○ ○ ○ ○ ○

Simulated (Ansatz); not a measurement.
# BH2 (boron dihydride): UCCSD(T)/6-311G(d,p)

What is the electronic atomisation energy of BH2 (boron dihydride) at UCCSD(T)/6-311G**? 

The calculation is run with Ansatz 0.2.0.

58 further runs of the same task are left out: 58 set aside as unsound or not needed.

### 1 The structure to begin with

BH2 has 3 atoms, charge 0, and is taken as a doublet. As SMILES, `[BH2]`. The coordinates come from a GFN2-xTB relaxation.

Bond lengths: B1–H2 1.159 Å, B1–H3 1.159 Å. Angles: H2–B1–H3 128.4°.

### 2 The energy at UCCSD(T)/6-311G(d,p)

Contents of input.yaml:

○ ○ ○ ○ ○

[WORK REQUEST] Would you copy the data exactly as shown above?

[RESPONSE]
Simulated (Ansatz); not a measurement.
# BH2 (boron dihydride): UCCSD(T)/6-311G(d,p)

What is the electronic atomisation energy of BH2 (boron dihydride) at UCCSD(T)/6-311G**? 

The calculation is run with Ansatz 0.2.0.

58 further runs of the same task are left out: 58 set aside as unsound or not needed.

### 1 The structure to begin with

BH2 has 3 atoms, charge 0, and is taken as a doublet. As SMILES, `[BH2]`. The coordinates come from a GFN2-xTB relaxation.

Bond lengths: B1–H2 1.159 Å, B1–H3 1.159 Å. Angles: H2–B1–H3 128.4°.

### 2 The energy at UCCSD(T)/6-311G(d,p)

Contents of input.yaml:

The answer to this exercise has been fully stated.